▸ EXERCISE
Reprint every entry, character for character.

- Opening Delimiter -
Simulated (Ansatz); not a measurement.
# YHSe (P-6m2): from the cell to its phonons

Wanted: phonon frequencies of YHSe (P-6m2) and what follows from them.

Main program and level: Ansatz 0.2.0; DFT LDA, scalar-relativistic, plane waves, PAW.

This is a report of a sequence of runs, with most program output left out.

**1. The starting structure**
- Closing Delimiter -

▸ PROBLEM SOLUTION
Simulated (Ansatz); not a measurement.
# YHSe (P-6m2): from the cell to its phonons

Wanted: phonon frequencies of YHSe (P-6m2) and what follows from them.

Main program and level: Ansatz 0.2.0; DFT LDA, scalar-relativistic, plane waves, PAW.

This is a report of a sequence of runs, with most program output left out.

**1. The starting structure**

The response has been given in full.